▶ **Activity**: Would you please copy the part of the material below that opens with the line containing "A calculation, not" and closes with the line containing "Settings shared by"? Copy it exactly, and only it.

▶ **Provided records**:
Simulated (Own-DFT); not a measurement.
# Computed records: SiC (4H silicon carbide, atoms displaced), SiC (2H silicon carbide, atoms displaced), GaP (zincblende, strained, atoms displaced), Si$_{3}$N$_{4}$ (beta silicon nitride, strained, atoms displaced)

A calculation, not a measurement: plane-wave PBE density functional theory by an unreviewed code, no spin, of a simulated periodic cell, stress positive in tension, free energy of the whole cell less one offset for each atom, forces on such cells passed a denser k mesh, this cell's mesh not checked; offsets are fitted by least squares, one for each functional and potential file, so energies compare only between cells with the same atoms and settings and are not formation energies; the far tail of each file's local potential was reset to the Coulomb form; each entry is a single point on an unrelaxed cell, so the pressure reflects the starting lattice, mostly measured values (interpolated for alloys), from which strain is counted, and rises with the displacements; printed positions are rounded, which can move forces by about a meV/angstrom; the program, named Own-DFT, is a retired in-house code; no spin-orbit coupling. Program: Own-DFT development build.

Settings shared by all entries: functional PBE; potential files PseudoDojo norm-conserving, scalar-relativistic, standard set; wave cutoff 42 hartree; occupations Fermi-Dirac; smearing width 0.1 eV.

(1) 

▶ **Response area**:
A calculation, not a measurement: plane-wave PBE density functional theory by an unreviewed code, no spin, of a simulated periodic cell, stress positive in tension, free energy of the whole cell less one offset for each atom, forces on such cells passed a denser k mesh, this cell's mesh not checked; offsets are fitted by least squares, one for each functional and potential file, so energies compare only between cells with the same atoms and settings and are not formation energies; the far tail of each file's local potential was reset to the Coulomb form; each entry is a single point on an unrelaxed cell, so the pressure reflects the starting lattice, mostly measured values (interpolated for alloys), from which strain is counted, and rises with the displacements; printed positions are rounded, which can move forces by about a meV/angstrom; the program, named Own-DFT, is a retired in-house code; no spin-orbit coupling. Program: Own-DFT development build.

Settings shared by all entries: functional PBE; potential files PseudoDojo norm-conserving, scalar-relativistic, standard set; wave cutoff 42 hartree; occupations Fermi-Dirac; smearing width 0.1 eV.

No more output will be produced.